#### Required action
Using the data below, output the first line and every line after it up to and including the line containing "The energy map", exactly as written and with nothing added.

- - - -
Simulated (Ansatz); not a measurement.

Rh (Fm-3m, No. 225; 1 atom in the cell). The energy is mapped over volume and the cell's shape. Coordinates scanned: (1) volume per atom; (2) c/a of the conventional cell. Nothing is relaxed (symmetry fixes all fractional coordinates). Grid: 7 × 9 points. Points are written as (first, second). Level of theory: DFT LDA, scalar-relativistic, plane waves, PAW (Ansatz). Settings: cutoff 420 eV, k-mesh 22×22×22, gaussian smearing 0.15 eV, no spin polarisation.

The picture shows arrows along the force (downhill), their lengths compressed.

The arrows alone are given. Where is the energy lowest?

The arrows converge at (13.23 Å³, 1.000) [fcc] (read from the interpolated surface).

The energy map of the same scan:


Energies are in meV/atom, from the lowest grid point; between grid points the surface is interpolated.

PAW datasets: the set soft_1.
- - - -

#### Task output
Simulated (Ansatz); not a measurement.

Rh (Fm-3m, No. 225; 1 atom in the cell). The energy is mapped over volume and the cell's shape. Coordinates scanned: (1) volume per atom; (2) c/a of the conventional cell. Nothing is relaxed (symmetry fixes all fractional coordinates). Grid: 7 × 9 points. Points are written as (first, second). Level of theory: DFT LDA, scalar-relativistic, plane waves, PAW (Ansatz). Settings: cutoff 420 eV, k-mesh 22×22×22, gaussian smearing 0.15 eV, no spin polarisation.

The picture shows arrows along the force (downhill), their lengths compressed.

The arrows alone are given. Where is the energy lowest?

The arrows converge at (13.23 Å³, 1.000) [fcc] (read from the interpolated surface).

The energy map of the same scan:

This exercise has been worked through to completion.